#### Records supplied
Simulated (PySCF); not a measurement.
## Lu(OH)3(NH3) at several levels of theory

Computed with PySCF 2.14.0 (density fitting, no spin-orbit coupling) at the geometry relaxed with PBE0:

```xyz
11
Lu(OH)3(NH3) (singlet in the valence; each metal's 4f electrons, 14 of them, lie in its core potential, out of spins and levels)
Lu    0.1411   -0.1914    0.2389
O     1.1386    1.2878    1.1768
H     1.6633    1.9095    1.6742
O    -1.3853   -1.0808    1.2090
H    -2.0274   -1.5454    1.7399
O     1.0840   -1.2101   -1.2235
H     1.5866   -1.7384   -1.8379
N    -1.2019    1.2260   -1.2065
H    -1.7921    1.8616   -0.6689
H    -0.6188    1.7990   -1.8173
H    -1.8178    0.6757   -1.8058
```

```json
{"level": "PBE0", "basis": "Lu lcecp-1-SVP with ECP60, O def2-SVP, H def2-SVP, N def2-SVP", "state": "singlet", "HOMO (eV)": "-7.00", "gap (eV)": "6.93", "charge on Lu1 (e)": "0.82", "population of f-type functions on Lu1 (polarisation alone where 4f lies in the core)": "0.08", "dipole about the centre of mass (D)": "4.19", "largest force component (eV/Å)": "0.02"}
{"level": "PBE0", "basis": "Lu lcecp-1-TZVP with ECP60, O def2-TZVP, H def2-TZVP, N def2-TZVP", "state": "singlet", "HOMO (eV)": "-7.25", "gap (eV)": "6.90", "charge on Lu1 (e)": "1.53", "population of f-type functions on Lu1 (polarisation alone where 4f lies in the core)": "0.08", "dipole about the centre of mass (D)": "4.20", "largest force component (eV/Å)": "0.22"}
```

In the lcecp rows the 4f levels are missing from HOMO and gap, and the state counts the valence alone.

#### Action item
The data above is to be returned exactly, with nothing altered.

#### Exercise result
Simulated (PySCF); not a measurement.
## Lu(OH)3(NH3) at several levels of theory

Computed with PySCF 2.14.0 (density fitting, no spin-orbit coupling) at the geometry relaxed with PBE0:

```xyz
11
Lu(OH)3(NH3) (singlet in the valence; each metal's 4f electrons, 14 of them, lie in its core potential, out of spins and levels)
Lu    0.1411   -0.1914    0.2389
O     1.1386    1.2878    1.1768
H     1.6633    1.9095    1.6742
O    -1.3853   -1.0808    1.2090
H    -2.0274   -1.5454    1.7399
O     1.0840   -1.2101   -1.2235
H     1.5866   -1.7384   -1.8379
N    -1.2019    1.2260   -1.2065
H    -1.7921    1.8616   -0.6689
H    -0.6188    1.7990   -1.8173
H    -1.8178    0.6757   -1.8058
```

```json
{"level": "PBE0", "basis": "Lu lcecp-1-SVP with ECP60, O def2-SVP, H def2-SVP, N def2-SVP", "state": "singlet", "HOMO (eV)": "-7.00", "gap (eV)": "6.93", "charge on Lu1 (e)": "0.82", "population of f-type functions on Lu1 (polarisation alone where 4f lies in the core)": "0.08", "dipole about the centre of mass (D)": "4.19", "largest force component (eV/Å)": "0.02"}
{"level": "PBE0", "basis": "Lu lcecp-1-TZVP with ECP60, O def2-TZVP, H def2-TZVP, N def2-TZVP", "state": "singlet", "HOMO (eV)": "-7.25", "gap (eV)": "6.90", "charge on Lu1 (e)": "1.53", "population of f-type functions on Lu1 (polarisation alone where 4f lies in the core)": "0.08", "dipole about the centre of mass (D)": "4.20", "largest force component (eV/Å)": "0.22"}
```

In the lcecp rows the 4f levels are missing from HOMO and gap, and the state counts the valence alone.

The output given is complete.